_WORK ITEM:_ The records below hold a stretch from the line with "# Response to" through the line with "Known limits: forces"; return exactly those lines, ends included, and nothing more.

_EXCERPTED DATA:_
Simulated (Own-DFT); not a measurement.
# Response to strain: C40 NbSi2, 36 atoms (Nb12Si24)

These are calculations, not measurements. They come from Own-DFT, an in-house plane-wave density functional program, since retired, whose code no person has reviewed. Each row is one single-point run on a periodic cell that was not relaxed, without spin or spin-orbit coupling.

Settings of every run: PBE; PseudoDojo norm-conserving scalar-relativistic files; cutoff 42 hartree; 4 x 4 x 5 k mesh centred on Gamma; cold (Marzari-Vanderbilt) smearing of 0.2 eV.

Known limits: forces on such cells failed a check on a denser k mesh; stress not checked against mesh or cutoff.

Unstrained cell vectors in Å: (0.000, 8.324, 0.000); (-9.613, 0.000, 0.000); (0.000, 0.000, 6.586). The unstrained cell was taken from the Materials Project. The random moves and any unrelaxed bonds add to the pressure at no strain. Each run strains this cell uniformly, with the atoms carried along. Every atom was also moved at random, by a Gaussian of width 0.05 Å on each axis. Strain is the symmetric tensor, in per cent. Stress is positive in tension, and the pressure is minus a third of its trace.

_EXPECTED ANSWER:_
# Response to strain: C40 NbSi2, 36 atoms (Nb12Si24)

These are calculations, not measurements. They come from Own-DFT, an in-house plane-wave density functional program, since retired, whose code no person has reviewed. Each row is one single-point run on a periodic cell that was not relaxed, without spin or spin-orbit coupling.

Settings of every run: PBE; PseudoDojo norm-conserving scalar-relativistic files; cutoff 42 hartree; 4 x 4 x 5 k mesh centred on Gamma; cold (Marzari-Vanderbilt) smearing of 0.2 eV.

Known limits: forces on such cells failed a check on a denser k mesh; stress not checked against mesh or cutoff.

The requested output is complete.